**ACTION ITEM**
Write the entries below out again in full. Match every character.

[Start of Attachment]
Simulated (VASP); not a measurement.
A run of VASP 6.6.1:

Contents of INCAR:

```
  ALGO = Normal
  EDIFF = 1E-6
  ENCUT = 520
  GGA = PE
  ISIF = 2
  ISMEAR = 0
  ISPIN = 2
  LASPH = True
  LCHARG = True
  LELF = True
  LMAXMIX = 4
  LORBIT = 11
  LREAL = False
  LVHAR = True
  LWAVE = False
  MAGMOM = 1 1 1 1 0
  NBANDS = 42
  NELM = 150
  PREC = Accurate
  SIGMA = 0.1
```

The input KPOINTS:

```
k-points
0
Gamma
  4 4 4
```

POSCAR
[End of Attachment]

**WORKED SOLUTION**
Simulated (VASP); not a measurement.
A run of VASP 6.6.1:

Contents of INCAR:

```
  ALGO = Normal
  EDIFF = 1E-6
  ENCUT = 520
  GGA = PE
  ISIF = 2
  ISMEAR = 0
  ISPIN = 2
  LASPH = True
  LCHARG = True
  LELF = True
  LMAXMIX = 4
  LORBIT = 11
  LREAL = False
  LVHAR = True
  LWAVE = False
  MAGMOM = 1 1 1 1 0
  NBANDS = 42
  NELM = 150
  PREC = Accurate
  SIGMA = 0.1
```

The input KPOINTS:

```
k-points
0
Gamma
  4 4 4
```

POSCAR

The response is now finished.